## REQUIRED ACTION
Reproduce the opening lines of the records exactly, please, stopping after the line that contains "Potentials or basis: VASP".

## DATASET EXCERPTS
--

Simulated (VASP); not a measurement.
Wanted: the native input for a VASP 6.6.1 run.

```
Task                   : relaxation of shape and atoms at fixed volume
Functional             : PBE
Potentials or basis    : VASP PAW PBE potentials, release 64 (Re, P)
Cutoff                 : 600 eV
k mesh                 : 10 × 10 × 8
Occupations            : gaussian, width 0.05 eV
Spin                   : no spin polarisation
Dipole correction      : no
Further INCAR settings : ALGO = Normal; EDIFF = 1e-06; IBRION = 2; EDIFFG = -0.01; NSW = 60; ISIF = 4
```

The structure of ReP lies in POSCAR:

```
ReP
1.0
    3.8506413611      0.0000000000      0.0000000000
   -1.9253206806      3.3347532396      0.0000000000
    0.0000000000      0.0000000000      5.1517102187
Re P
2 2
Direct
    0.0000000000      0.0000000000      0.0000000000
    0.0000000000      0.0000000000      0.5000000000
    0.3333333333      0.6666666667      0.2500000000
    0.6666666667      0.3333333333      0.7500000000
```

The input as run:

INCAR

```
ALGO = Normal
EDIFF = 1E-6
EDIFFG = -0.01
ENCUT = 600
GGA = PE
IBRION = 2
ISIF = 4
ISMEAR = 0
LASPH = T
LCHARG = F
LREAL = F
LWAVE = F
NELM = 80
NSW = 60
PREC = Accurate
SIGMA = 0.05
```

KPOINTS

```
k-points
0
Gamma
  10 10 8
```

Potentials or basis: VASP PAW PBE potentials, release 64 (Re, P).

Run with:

--

## ANSWER AREA
Simulated (VASP); not a measurement.
Wanted: the native input for a VASP 6.6.1 run.

```
Task                   : relaxation of shape and atoms at fixed volume
Functional             : PBE
Potentials or basis    : VASP PAW PBE potentials, release 64 (Re, P)
Cutoff                 : 600 eV
k mesh                 : 10 × 10 × 8
Occupations            : gaussian, width 0.05 eV
Spin                   : no spin polarisation
Dipole correction      : no
Further INCAR settings : ALGO = Normal; EDIFF = 1e-06; IBRION = 2; EDIFFG = -0.01; NSW = 60; ISIF = 4
```

The structure of ReP lies in POSCAR:

```
ReP
1.0
    3.8506413611      0.0000000000      0.0000000000
   -1.9253206806      3.3347532396      0.0000000000
    0.0000000000      0.0000000000      5.1517102187
Re P
2 2
Direct
    0.0000000000      0.0000000000      0.0000000000
    0.0000000000      0.0000000000      0.5000000000
    0.3333333333      0.6666666667      0.2500000000
    0.6666666667      0.3333333333      0.7500000000
```

The input as run:

INCAR

```
ALGO = Normal
EDIFF = 1E-6
EDIFFG = -0.01
ENCUT = 600
GGA = PE
IBRION = 2
ISIF = 4
ISMEAR = 0
LASPH = T
LCHARG = F
LREAL = F
LWAVE = F
NELM = 80
NSW = 60
PREC = Accurate
SIGMA = 0.05
```

KPOINTS

```
k-points
0
Gamma
  10 10 8
```

Potentials or basis: VASP PAW PBE potentials, release 64 (Re, P).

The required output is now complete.